TASK ITEM: The span to repeat in the listing below runs from the line containing "Figure: Equilibrium gas" to the line containing "Q: Read off the mole fractions at 1125 °C.", inclusive. Repeat it exactly, and only it.

SOURCE INFORMATION:
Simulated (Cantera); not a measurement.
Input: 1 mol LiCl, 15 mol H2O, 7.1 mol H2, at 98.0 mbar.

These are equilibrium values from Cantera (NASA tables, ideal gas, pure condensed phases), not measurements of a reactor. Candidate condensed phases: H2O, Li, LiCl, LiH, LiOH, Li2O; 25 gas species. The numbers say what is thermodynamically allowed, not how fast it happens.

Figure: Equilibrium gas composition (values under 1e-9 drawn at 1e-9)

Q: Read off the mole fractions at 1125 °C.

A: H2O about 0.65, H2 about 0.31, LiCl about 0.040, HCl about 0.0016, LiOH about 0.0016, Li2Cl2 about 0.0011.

WORKED SOLUTION:
Figure: Equilibrium gas composition (values under 1e-9 drawn at 1e-9)

Q: Read off the mole fractions at 1125 °C.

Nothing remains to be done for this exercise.